### Assignment
Write the listing out again, exactly as it reads below.

### Dataset records
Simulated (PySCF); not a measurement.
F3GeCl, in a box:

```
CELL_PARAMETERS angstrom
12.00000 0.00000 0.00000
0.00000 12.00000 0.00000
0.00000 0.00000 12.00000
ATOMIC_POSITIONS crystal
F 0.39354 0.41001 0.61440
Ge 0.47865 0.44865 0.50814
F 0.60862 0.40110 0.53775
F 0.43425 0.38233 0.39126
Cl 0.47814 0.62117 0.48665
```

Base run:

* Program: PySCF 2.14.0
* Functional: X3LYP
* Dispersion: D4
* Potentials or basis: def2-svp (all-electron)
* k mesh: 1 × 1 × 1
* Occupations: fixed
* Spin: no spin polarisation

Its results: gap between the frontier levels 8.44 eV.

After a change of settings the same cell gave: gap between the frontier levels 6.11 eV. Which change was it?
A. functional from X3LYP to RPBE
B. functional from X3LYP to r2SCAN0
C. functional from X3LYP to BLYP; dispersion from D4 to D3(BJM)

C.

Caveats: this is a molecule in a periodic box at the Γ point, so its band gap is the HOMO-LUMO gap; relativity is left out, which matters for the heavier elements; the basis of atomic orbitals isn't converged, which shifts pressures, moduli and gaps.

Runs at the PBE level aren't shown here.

### Answer box
Simulated (PySCF); not a measurement.
F3GeCl, in a box:

```
CELL_PARAMETERS angstrom
12.00000 0.00000 0.00000
0.00000 12.00000 0.00000
0.00000 0.00000 12.00000
ATOMIC_POSITIONS crystal
F 0.39354 0.41001 0.61440
Ge 0.47865 0.44865 0.50814
F 0.60862 0.40110 0.53775
F 0.43425 0.38233 0.39126
Cl 0.47814 0.62117 0.48665
```

Base run:

* Program: PySCF 2.14.0
* Functional: X3LYP
* Dispersion: D4
* Potentials or basis: def2-svp (all-electron)
* k mesh: 1 × 1 × 1
* Occupations: fixed
* Spin: no spin polarisation

Its results: gap between the frontier levels 8.44 eV.

After a change of settings the same cell gave: gap between the frontier levels 6.11 eV. Which change was it?
A. functional from X3LYP to RPBE
B. functional from X3LYP to r2SCAN0
C. functional from X3LYP to BLYP; dispersion from D4 to D3(BJM)

C.

Caveats: this is a molecule in a periodic box at the Γ point, so its band gap is the HOMO-LUMO gap; relativity is left out, which matters for the heavier elements; the basis of atomic orbitals isn't converged, which shifts pressures, moduli and gaps.

Runs at the PBE level aren't shown here.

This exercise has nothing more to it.